**Provided records**:
- Opening Delimiter -

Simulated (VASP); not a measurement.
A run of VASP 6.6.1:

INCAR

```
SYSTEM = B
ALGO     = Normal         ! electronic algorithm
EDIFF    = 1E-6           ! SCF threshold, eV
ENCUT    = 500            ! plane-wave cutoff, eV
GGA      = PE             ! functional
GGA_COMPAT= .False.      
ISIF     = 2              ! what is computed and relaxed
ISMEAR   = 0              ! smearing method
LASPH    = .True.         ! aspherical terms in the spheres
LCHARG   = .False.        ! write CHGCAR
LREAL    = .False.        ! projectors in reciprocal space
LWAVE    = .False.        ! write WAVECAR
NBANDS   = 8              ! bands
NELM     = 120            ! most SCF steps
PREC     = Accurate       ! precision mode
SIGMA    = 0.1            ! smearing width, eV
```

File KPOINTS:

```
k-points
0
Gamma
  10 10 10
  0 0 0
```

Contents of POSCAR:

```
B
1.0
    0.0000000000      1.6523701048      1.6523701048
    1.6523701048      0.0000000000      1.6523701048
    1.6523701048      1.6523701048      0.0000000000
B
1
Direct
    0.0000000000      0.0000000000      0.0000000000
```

- Closing Delimiter -

**Activity**: The records must be reproduced in full. Nothing should differ.

**Result**:
Simulated (VASP); not a measurement.
A run of VASP 6.6.1:

INCAR

```
SYSTEM = B
ALGO     = Normal         ! electronic algorithm
EDIFF    = 1E-6           ! SCF threshold, eV
ENCUT    = 500            ! plane-wave cutoff, eV
GGA      = PE             ! functional
GGA_COMPAT= .False.      
ISIF     = 2              ! what is computed and relaxed
ISMEAR   = 0              ! smearing method
LASPH    = .True.         ! aspherical terms in the spheres
LCHARG   = .False.        ! write CHGCAR
LREAL    = .False.        ! projectors in reciprocal space
LWAVE    = .False.        ! write WAVECAR
NBANDS   = 8              ! bands
NELM     = 120            ! most SCF steps
PREC     = Accurate       ! precision mode
SIGMA    = 0.1            ! smearing width, eV
```

File KPOINTS:

```
k-points
0
Gamma
  10 10 10
  0 0 0
```

Contents of POSCAR:

```
B
1.0
    0.0000000000      1.6523701048      1.6523701048
    1.6523701048      0.0000000000      1.6523701048
    1.6523701048      1.6523701048      0.0000000000
B
1
Direct
    0.0000000000      0.0000000000      0.0000000000
```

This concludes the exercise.